----------

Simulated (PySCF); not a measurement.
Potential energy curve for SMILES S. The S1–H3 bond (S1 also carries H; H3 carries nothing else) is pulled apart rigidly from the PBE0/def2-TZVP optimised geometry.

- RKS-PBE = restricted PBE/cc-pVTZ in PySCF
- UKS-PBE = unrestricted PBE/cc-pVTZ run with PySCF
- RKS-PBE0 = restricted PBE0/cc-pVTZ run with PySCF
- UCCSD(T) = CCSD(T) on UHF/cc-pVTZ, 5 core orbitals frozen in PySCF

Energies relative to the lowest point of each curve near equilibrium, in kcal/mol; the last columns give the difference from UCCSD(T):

----------

Look back at the data above. Transcribe exactly the lines starting at the line that contains "Potential energy curve" and ending at the line that contains "- UCCSD(T) = CCSD(T)".

Potential energy curve for SMILES S. The S1–H3 bond (S1 also carries H; H3 carries nothing else) is pulled apart rigidly from the PBE0/def2-TZVP optimised geometry.

- RKS-PBE = restricted PBE/cc-pVTZ in PySCF
- UKS-PBE = unrestricted PBE/cc-pVTZ run with PySCF
- RKS-PBE0 = restricted PBE0/cc-pVTZ run with PySCF
- UCCSD(T) = CCSD(T) on UHF/cc-pVTZ, 5 core orbitals frozen in PySCF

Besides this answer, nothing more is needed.